> _Recorded information_
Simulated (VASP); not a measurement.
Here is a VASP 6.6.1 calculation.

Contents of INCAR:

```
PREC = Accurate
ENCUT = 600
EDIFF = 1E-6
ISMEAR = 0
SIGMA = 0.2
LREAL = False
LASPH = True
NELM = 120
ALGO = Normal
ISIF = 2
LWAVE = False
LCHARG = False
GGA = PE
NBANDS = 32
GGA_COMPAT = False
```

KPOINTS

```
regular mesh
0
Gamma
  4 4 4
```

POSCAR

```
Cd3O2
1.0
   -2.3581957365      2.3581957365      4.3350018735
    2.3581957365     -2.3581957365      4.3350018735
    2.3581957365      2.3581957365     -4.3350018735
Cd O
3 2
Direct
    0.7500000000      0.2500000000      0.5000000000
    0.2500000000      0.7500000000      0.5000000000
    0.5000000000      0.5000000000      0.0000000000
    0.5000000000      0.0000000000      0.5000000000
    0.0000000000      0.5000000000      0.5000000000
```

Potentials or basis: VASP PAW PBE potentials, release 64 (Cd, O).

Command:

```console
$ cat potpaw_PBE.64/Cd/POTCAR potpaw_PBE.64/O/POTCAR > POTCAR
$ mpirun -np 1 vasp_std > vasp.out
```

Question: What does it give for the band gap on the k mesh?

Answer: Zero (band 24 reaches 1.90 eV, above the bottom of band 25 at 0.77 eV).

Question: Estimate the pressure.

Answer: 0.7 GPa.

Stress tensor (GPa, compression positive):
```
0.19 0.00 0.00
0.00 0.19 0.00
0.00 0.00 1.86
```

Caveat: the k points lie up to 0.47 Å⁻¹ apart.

> _Activity_
Return exactly what appears above, from the first line of the entries to the line with "Potentials or basis: VASP", inclusive.

> _Answer space_
Simulated (VASP); not a measurement.
Here is a VASP 6.6.1 calculation.

Contents of INCAR:

```
PREC = Accurate
ENCUT = 600
EDIFF = 1E-6
ISMEAR = 0
SIGMA = 0.2
LREAL = False
LASPH = True
NELM = 120
ALGO = Normal
ISIF = 2
LWAVE = False
LCHARG = False
GGA = PE
NBANDS = 32
GGA_COMPAT = False
```

KPOINTS

```
regular mesh
0
Gamma
  4 4 4
```

POSCAR

```
Cd3O2
1.0
   -2.3581957365      2.3581957365      4.3350018735
    2.3581957365     -2.3581957365      4.3350018735
    2.3581957365      2.3581957365     -4.3350018735
Cd O
3 2
Direct
    0.7500000000      0.2500000000      0.5000000000
    0.2500000000      0.7500000000      0.5000000000
    0.5000000000      0.5000000000      0.0000000000
    0.5000000000      0.0000000000      0.5000000000
    0.0000000000      0.5000000000      0.5000000000
```

Potentials or basis: VASP PAW PBE potentials, release 64 (Cd, O).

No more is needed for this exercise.